─── EXCERPTED DATA

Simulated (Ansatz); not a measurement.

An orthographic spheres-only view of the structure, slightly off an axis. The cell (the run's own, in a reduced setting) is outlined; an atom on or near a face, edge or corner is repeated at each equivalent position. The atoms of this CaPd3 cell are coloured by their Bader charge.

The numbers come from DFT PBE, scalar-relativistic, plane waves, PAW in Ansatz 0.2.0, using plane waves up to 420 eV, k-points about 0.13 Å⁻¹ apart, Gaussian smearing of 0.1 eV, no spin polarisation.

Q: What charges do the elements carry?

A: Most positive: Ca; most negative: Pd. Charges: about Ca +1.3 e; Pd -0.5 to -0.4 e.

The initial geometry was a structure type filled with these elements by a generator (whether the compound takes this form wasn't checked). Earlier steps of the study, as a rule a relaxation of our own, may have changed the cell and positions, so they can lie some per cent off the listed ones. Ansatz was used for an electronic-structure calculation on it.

──────

EXERCISE: Give all of the lines above again, exactly as they are.

ANSWER AREA:
Simulated (Ansatz); not a measurement.

An orthographic spheres-only view of the structure, slightly off an axis. The cell (the run's own, in a reduced setting) is outlined; an atom on or near a face, edge or corner is repeated at each equivalent position. The atoms of this CaPd3 cell are coloured by their Bader charge.

The numbers come from DFT PBE, scalar-relativistic, plane waves, PAW in Ansatz 0.2.0, using plane waves up to 420 eV, k-points about 0.13 Å⁻¹ apart, Gaussian smearing of 0.1 eV, no spin polarisation.

Q: What charges do the elements carry?

A: Most positive: Ca; most negative: Pd. Charges: about Ca +1.3 e; Pd -0.5 to -0.4 e.

The initial geometry was a structure type filled with these elements by a generator (whether the compound takes this form wasn't checked). Earlier steps of the study, as a rule a relaxation of our own, may have changed the cell and positions, so they can lie some per cent off the listed ones. Ansatz was used for an electronic-structure calculation on it.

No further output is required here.